================================
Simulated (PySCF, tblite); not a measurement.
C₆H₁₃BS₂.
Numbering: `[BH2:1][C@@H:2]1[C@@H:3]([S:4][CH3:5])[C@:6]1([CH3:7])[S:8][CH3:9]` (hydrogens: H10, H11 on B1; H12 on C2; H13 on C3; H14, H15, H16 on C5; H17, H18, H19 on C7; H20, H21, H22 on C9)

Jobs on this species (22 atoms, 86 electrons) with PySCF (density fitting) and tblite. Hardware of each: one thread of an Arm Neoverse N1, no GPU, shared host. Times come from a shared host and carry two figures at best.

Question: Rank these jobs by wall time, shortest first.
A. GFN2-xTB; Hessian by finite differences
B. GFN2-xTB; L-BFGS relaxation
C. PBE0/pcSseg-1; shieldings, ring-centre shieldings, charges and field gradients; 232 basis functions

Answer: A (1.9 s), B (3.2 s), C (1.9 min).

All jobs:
================================

In full and without alteration, transcribe the entries above.

Simulated (PySCF, tblite); not a measurement.
C₆H₁₃BS₂.
Numbering: `[BH2:1][C@@H:2]1[C@@H:3]([S:4][CH3:5])[C@:6]1([CH3:7])[S:8][CH3:9]` (hydrogens: H10, H11 on B1; H12 on C2; H13 on C3; H14, H15, H16 on C5; H17, H18, H19 on C7; H20, H21, H22 on C9)

Jobs on this species (22 atoms, 86 electrons) with PySCF (density fitting) and tblite. Hardware of each: one thread of an Arm Neoverse N1, no GPU, shared host. Times come from a shared host and carry two figures at best.

Question: Rank these jobs by wall time, shortest first.
A. GFN2-xTB; Hessian by finite differences
B. GFN2-xTB; L-BFGS relaxation
C. PBE0/pcSseg-1; shieldings, ring-centre shieldings, charges and field gradients; 232 basis functions

Answer: A (1.9 s), B (3.2 s), C (1.9 min).

All jobs:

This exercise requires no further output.